ASSIGNMENT →
The records that follow are to be repeated without alteration.

INFORMATION SHOWN →
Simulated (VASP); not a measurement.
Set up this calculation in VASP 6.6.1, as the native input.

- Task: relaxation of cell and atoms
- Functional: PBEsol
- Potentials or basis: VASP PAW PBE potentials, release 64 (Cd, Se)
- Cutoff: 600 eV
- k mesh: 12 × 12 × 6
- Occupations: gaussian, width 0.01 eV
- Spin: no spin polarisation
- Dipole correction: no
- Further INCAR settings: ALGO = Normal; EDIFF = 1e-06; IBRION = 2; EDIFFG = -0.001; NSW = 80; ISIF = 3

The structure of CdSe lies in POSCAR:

TASK RESPONSE →
Simulated (VASP); not a measurement.
Set up this calculation in VASP 6.6.1, as the native input.

- Task: relaxation of cell and atoms
- Functional: PBEsol
- Potentials or basis: VASP PAW PBE potentials, release 64 (Cd, Se)
- Cutoff: 600 eV
- k mesh: 12 × 12 × 6
- Occupations: gaussian, width 0.01 eV
- Spin: no spin polarisation
- Dipole correction: no
- Further INCAR settings: ALGO = Normal; EDIFF = 1e-06; IBRION = 2; EDIFFG = -0.001; NSW = 80; ISIF = 3

The structure of CdSe lies in POSCAR:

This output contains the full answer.